◆ **DATASET RECORDS**:
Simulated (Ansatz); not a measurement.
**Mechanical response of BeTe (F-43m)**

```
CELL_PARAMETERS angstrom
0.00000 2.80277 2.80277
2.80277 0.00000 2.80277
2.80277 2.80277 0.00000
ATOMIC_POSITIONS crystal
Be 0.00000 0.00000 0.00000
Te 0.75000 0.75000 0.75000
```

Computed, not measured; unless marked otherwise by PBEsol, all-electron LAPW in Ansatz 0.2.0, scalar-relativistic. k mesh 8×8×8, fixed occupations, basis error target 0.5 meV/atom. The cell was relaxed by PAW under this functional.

◆ **TASK ITEM**: From beginning to end, the data must be duplicated exactly.

◆ **WRITTEN RESPONSE**:
Simulated (Ansatz); not a measurement.
**Mechanical response of BeTe (F-43m)**

```
CELL_PARAMETERS angstrom
0.00000 2.80277 2.80277
2.80277 0.00000 2.80277
2.80277 2.80277 0.00000
ATOMIC_POSITIONS crystal
Be 0.00000 0.00000 0.00000
Te 0.75000 0.75000 0.75000
```

Computed, not measured; unless marked otherwise by PBEsol, all-electron LAPW in Ansatz 0.2.0, scalar-relativistic. k mesh 8×8×8, fixed occupations, basis error target 0.5 meV/atom. The cell was relaxed by PAW under this functional.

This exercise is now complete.